- - - -
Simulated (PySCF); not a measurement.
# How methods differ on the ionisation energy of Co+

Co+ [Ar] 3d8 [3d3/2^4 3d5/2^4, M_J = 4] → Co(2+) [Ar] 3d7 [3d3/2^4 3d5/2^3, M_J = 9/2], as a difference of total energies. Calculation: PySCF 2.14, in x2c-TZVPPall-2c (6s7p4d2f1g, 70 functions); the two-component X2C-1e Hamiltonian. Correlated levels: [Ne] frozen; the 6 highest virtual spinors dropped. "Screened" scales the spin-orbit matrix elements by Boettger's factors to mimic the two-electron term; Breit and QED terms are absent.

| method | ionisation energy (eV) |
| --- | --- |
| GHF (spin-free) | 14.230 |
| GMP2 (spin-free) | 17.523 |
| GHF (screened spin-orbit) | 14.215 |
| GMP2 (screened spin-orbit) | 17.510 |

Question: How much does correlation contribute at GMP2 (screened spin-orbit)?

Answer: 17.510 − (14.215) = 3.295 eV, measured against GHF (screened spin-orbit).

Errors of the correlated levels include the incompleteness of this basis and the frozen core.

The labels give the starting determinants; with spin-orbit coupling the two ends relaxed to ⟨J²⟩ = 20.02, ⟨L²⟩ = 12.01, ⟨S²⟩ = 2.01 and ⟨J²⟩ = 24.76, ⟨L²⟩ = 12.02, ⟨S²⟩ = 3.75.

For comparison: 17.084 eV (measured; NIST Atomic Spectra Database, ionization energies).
- - - -

**Required action:**
Exactly as shown above, copy out the material.

**Written solution:**
Simulated (PySCF); not a measurement.
# How methods differ on the ionisation energy of Co+

Co+ [Ar] 3d8 [3d3/2^4 3d5/2^4, M_J = 4] → Co(2+) [Ar] 3d7 [3d3/2^4 3d5/2^3, M_J = 9/2], as a difference of total energies. Calculation: PySCF 2.14, in x2c-TZVPPall-2c (6s7p4d2f1g, 70 functions); the two-component X2C-1e Hamiltonian. Correlated levels: [Ne] frozen; the 6 highest virtual spinors dropped. "Screened" scales the spin-orbit matrix elements by Boettger's factors to mimic the two-electron term; Breit and QED terms are absent.

| method | ionisation energy (eV) |
| --- | --- |
| GHF (spin-free) | 14.230 |
| GMP2 (spin-free) | 17.523 |
| GHF (screened spin-orbit) | 14.215 |
| GMP2 (screened spin-orbit) | 17.510 |

Question: How much does correlation contribute at GMP2 (screened spin-orbit)?

Answer: 17.510 − (14.215) = 3.295 eV, measured against GHF (screened spin-orbit).

Errors of the correlated levels include the incompleteness of this basis and the frozen core.

The labels give the starting determinants; with spin-orbit coupling the two ends relaxed to ⟨J²⟩ = 20.02, ⟨L²⟩ = 12.01, ⟨S²⟩ = 2.01 and ⟨J²⟩ = 24.76, ⟨L²⟩ = 12.02, ⟨S²⟩ = 3.75.

For comparison: 17.084 eV (measured; NIST Atomic Spectra Database, ionization energies).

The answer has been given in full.